▶ **RECORDS SHOWN**:
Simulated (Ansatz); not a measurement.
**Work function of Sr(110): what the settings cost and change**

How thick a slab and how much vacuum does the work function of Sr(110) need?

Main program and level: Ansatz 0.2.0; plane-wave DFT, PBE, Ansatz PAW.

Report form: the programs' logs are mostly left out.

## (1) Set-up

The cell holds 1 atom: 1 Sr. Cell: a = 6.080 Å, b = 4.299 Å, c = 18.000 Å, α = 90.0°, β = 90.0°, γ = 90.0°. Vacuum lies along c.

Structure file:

▶ **WORK ITEM**: Each line of the listing is to be output verbatim.

▶ **EXERCISE OUTPUT**:
Simulated (Ansatz); not a measurement.
**Work function of Sr(110): what the settings cost and change**

How thick a slab and how much vacuum does the work function of Sr(110) need?

Main program and level: Ansatz 0.2.0; plane-wave DFT, PBE, Ansatz PAW.

Report form: the programs' logs are mostly left out.

## (1) Set-up

The cell holds 1 atom: 1 Sr. Cell: a = 6.080 Å, b = 4.299 Å, c = 18.000 Å, α = 90.0°, β = 90.0°, γ = 90.0°. Vacuum lies along c.

Structure file:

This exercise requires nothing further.